Reproduce the listing verbatim through the line with "As a check, the".

▽

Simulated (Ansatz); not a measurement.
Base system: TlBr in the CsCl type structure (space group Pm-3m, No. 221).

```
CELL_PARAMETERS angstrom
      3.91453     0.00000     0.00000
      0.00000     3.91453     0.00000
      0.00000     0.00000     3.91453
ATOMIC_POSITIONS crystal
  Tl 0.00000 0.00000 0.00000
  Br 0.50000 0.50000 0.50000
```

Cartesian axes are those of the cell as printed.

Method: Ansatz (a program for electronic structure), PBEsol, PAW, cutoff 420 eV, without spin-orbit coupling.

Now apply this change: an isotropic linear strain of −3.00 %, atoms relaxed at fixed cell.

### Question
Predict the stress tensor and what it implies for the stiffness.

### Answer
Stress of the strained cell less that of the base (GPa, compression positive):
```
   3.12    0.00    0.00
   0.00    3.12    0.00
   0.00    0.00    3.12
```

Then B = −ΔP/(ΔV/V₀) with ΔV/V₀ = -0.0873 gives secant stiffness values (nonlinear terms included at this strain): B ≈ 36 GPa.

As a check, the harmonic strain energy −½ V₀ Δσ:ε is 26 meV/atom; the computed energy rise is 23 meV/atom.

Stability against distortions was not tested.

△

**Exercise solution**
Simulated (Ansatz); not a measurement.
Base system: TlBr in the CsCl type structure (space group Pm-3m, No. 221).

```
CELL_PARAMETERS angstrom
      3.91453     0.00000     0.00000
      0.00000     3.91453     0.00000
      0.00000     0.00000     3.91453
ATOMIC_POSITIONS crystal
  Tl 0.00000 0.00000 0.00000
  Br 0.50000 0.50000 0.50000
```

Cartesian axes are those of the cell as printed.

Method: Ansatz (a program for electronic structure), PBEsol, PAW, cutoff 420 eV, without spin-orbit coupling.

Now apply this change: an isotropic linear strain of −3.00 %, atoms relaxed at fixed cell.

### Question
Predict the stress tensor and what it implies for the stiffness.

### Answer
Stress of the strained cell less that of the base (GPa, compression positive):
```
   3.12    0.00    0.00
   0.00    3.12    0.00
   0.00    0.00    3.12
```

Then B = −ΔP/(ΔV/V₀) with ΔV/V₀ = -0.0873 gives secant stiffness values (nonlinear terms included at this strain): B ≈ 36 GPa.

As a check, the harmonic strain energy −½ V₀ Δσ:ε is 26 meV/atom; the computed energy rise is 23 meV/atom.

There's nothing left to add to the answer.